= ACTION ITEM =
Copy the records below verbatim, from the first line through the line containing "D) Al3GaN4, P3m1 (Pearson symbol hP8)", inclusive, and output nothing else.

================

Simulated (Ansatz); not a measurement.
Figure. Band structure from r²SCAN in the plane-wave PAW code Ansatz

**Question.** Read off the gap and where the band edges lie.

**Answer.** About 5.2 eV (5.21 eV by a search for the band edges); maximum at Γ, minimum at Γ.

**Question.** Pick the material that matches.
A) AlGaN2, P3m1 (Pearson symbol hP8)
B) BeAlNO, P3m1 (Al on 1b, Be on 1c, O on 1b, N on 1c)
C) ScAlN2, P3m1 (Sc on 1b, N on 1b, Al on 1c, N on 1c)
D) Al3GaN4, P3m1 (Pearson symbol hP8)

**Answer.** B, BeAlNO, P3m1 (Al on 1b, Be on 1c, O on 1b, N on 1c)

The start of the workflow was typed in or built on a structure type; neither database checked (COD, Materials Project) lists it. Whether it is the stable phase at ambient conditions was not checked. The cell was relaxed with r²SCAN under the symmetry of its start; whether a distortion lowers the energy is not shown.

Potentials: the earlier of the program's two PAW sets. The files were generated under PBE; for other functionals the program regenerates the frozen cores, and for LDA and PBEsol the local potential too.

================

= WRITTEN SOLUTION =
Simulated (Ansatz); not a measurement.
Figure. Band structure from r²SCAN in the plane-wave PAW code Ansatz

**Question.** Read off the gap and where the band edges lie.

**Answer.** About 5.2 eV (5.21 eV by a search for the band edges); maximum at Γ, minimum at Γ.

**Question.** Pick the material that matches.
A) AlGaN2, P3m1 (Pearson symbol hP8)
B) BeAlNO, P3m1 (Al on 1b, Be on 1c, O on 1b, N on 1c)
C) ScAlN2, P3m1 (Sc on 1b, N on 1b, Al on 1c, N on 1c)
D) Al3GaN4, P3m1 (Pearson symbol hP8)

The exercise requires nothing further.